■ **Task item**: Please reproduce each line of the data below as it stands.

***** Record excerpts *****

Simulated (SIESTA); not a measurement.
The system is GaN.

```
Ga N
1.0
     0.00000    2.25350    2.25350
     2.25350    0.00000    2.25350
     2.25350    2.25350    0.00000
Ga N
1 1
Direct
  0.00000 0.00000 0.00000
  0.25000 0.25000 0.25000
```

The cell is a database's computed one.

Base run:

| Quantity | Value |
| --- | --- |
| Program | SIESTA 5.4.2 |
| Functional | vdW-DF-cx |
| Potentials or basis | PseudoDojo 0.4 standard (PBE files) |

*****

■ **Response area**:
Simulated (SIESTA); not a measurement.
The system is GaN.

```
Ga N
1.0
     0.00000    2.25350    2.25350
     2.25350    0.00000    2.25350
     2.25350    2.25350    0.00000
Ga N
1 1
Direct
  0.00000 0.00000 0.00000
  0.25000 0.25000 0.25000
```

The cell is a database's computed one.

Base run:

| Quantity | Value |
| --- | --- |
| Program | SIESTA 5.4.2 |
| Functional | vdW-DF-cx |
| Potentials or basis | PseudoDojo 0.4 standard (PBE files) |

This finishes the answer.